### Activity
Here is the task for the records below: repeat exactly the lines from the one with "This isn't the" to the one with "The pressure is", both included, and nothing else.

### Provided information
+-------+
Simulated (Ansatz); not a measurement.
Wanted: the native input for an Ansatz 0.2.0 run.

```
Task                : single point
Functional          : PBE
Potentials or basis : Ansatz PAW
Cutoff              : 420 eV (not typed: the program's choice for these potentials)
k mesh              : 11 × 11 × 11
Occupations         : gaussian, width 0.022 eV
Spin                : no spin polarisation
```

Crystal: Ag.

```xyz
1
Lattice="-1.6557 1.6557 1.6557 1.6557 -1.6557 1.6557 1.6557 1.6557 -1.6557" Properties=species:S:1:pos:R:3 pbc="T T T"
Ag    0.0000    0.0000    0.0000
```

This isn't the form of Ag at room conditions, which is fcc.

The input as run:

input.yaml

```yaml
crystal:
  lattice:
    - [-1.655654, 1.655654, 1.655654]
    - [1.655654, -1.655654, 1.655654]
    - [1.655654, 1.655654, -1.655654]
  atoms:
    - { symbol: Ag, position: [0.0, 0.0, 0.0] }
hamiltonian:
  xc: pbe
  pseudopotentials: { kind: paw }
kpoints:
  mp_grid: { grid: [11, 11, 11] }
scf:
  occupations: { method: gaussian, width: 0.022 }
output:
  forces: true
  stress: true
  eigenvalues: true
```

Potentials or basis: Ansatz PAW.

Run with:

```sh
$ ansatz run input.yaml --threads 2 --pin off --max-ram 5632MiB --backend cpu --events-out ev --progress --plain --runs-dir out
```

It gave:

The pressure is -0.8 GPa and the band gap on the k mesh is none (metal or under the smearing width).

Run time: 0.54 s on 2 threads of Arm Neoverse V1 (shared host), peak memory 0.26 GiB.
+-------+

### Solution
This isn't the form of Ag at room conditions, which is fcc.

The input as run:

input.yaml

```yaml
crystal:
  lattice:
    - [-1.655654, 1.655654, 1.655654]
    - [1.655654, -1.655654, 1.655654]
    - [1.655654, 1.655654, -1.655654]
  atoms:
    - { symbol: Ag, position: [0.0, 0.0, 0.0] }
hamiltonian:
  xc: pbe
  pseudopotentials: { kind: paw }
kpoints:
  mp_grid: { grid: [11, 11, 11] }
scf:
  occupations: { method: gaussian, width: 0.022 }
output:
  forces: true
  stress: true
  eigenvalues: true
```

Potentials or basis: Ansatz PAW.

Run with:

```sh
$ ansatz run input.yaml --threads 2 --pin off --max-ram 5632MiB --backend cpu --events-out ev --progress --plain --runs-dir out
```

It gave:

The pressure is -0.8 GPa and the band gap on the k mesh is none (metal or under the smearing width).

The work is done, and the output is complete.